## TASK ITEM:
What you return should be the lines from the first line of the records below through the line holding "### Step 1. Starting point", unchanged.

## RECORD EXTRACTS:
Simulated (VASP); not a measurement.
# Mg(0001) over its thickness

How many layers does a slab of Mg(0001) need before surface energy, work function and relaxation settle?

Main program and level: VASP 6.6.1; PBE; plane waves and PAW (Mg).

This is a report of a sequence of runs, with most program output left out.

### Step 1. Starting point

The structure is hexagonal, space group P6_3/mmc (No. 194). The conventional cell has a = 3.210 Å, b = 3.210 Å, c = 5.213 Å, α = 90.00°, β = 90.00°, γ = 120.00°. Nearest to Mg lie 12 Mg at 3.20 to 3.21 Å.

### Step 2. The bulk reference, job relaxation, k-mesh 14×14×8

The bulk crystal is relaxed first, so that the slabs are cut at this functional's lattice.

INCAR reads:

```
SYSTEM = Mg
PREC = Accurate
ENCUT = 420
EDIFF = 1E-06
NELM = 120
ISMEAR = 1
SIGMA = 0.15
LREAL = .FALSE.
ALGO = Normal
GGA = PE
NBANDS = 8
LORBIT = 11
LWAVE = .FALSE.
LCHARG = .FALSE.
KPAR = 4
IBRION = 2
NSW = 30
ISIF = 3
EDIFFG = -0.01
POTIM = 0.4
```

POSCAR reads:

## WRITTEN RESPONSE:
Simulated (VASP); not a measurement.
# Mg(0001) over its thickness

How many layers does a slab of Mg(0001) need before surface energy, work function and relaxation settle?

Main program and level: VASP 6.6.1; PBE; plane waves and PAW (Mg).

This is a report of a sequence of runs, with most program output left out.

### Step 1. Starting point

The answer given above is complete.